_PROVIDED DATA_
· · ·

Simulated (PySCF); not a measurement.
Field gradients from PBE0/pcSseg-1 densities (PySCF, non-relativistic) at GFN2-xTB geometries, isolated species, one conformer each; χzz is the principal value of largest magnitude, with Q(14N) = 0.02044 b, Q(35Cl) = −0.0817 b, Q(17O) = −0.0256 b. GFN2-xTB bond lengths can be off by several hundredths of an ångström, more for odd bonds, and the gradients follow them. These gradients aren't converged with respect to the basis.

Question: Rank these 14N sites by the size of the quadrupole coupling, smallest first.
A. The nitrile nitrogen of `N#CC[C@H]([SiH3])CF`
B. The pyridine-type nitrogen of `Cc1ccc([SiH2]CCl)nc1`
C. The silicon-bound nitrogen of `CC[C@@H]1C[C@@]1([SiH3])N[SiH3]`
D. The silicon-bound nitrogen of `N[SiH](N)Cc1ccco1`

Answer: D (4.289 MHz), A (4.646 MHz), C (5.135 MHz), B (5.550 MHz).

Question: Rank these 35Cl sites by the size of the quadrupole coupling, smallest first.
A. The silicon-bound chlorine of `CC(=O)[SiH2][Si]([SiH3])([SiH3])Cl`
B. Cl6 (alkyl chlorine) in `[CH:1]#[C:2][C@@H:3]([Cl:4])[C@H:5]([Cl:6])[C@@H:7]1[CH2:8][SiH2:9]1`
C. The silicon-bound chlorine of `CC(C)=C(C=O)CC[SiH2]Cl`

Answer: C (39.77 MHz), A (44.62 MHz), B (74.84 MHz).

· · ·

_WORK REQUEST_
Please print verbatim each line from the first line of the entries above to the line that contains "C. The silicon-bound chlorine", inclusive, and nothing more.

_RESULT_
Simulated (PySCF); not a measurement.
Field gradients from PBE0/pcSseg-1 densities (PySCF, non-relativistic) at GFN2-xTB geometries, isolated species, one conformer each; χzz is the principal value of largest magnitude, with Q(14N) = 0.02044 b, Q(35Cl) = −0.0817 b, Q(17O) = −0.0256 b. GFN2-xTB bond lengths can be off by several hundredths of an ångström, more for odd bonds, and the gradients follow them. These gradients aren't converged with respect to the basis.

Question: Rank these 14N sites by the size of the quadrupole coupling, smallest first.
A. The nitrile nitrogen of `N#CC[C@H]([SiH3])CF`
B. The pyridine-type nitrogen of `Cc1ccc([SiH2]CCl)nc1`
C. The silicon-bound nitrogen of `CC[C@@H]1C[C@@]1([SiH3])N[SiH3]`
D. The silicon-bound nitrogen of `N[SiH](N)Cc1ccco1`

Answer: D (4.289 MHz), A (4.646 MHz), C (5.135 MHz), B (5.550 MHz).

Question: Rank these 35Cl sites by the size of the quadrupole coupling, smallest first.
A. The silicon-bound chlorine of `CC(=O)[SiH2][Si]([SiH3])([SiH3])Cl`
B. Cl6 (alkyl chlorine) in `[CH:1]#[C:2][C@@H:3]([Cl:4])[C@H:5]([Cl:6])[C@@H:7]1[CH2:8][SiH2:9]1`
C. The silicon-bound chlorine of `CC(C)=C(C=O)CC[SiH2]Cl`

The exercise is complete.